#### TASK ITEM
Reproduce each line from the first in the data through the line that contains "## PbF2 (Fm-3m)" exactly; give nothing else.

[[ MATERIAL PROVIDED open ]]

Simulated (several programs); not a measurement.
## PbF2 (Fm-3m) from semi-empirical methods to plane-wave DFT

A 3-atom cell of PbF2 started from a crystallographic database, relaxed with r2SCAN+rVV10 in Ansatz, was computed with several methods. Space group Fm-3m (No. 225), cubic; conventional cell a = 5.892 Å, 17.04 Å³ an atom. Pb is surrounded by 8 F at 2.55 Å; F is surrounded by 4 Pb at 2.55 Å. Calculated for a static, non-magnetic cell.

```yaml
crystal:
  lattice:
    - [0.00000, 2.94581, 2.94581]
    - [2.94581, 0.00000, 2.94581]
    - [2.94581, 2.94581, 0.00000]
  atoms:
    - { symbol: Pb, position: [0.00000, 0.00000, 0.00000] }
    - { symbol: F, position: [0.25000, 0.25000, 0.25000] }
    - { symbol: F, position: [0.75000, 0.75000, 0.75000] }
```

[[ MATERIAL PROVIDED closed ]]

#### RESPONSE BOX
Simulated (several programs); not a measurement.
## PbF2 (Fm-3m) from semi-empirical methods to plane-wave DFT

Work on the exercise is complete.